* * * * * * * * *

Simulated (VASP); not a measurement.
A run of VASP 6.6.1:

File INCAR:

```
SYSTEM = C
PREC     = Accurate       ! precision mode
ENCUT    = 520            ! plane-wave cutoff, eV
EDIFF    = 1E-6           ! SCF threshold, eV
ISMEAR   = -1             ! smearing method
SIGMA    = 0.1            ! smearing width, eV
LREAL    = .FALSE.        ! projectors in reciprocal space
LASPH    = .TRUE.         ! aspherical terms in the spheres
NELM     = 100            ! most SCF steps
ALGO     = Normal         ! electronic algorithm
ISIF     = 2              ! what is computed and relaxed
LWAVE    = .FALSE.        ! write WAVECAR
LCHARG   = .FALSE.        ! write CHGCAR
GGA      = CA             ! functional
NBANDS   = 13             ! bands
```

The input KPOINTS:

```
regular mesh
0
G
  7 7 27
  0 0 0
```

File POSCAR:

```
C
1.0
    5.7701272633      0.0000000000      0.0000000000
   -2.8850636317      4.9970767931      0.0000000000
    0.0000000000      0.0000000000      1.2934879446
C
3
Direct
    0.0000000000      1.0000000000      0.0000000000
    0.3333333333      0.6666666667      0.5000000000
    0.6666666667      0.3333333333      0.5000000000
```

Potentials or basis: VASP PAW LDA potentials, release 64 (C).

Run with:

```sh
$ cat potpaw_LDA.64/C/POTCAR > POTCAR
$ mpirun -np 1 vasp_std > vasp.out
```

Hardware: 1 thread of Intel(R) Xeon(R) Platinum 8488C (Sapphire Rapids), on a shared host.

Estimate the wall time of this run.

* * * * * * * * *

For the listing above, print only the lines starting at the line containing "Potentials or basis: VASP" and ending at the line containing "Hardware: 1 thread", exactly, both included.

Potentials or basis: VASP PAW LDA potentials, release 64 (C).

Run with:

```sh
$ cat potpaw_LDA.64/C/POTCAR > POTCAR
$ mpirun -np 1 vasp_std > vasp.out
```

Hardware: 1 thread of Intel(R) Xeon(R) Platinum 8488C (Sapphire Rapids), on a shared host.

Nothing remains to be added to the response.